(Dataset)
-.-.-

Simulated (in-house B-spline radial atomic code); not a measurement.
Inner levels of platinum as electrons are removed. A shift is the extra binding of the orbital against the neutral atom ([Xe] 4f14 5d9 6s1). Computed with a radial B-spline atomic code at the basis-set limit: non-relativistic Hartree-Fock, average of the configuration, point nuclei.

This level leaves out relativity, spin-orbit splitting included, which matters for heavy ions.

-.-.-

(Work task)
Please output every line shown above exactly.

(Reply)
Simulated (in-house B-spline radial atomic code); not a measurement.
Inner levels of platinum as electrons are removed. A shift is the extra binding of the orbital against the neutral atom ([Xe] 4f14 5d9 6s1). Computed with a radial B-spline atomic code at the basis-set limit: non-relativistic Hartree-Fock, average of the configuration, point nuclei.

This level leaves out relativity, spin-orbit splitting included, which matters for heavy ions.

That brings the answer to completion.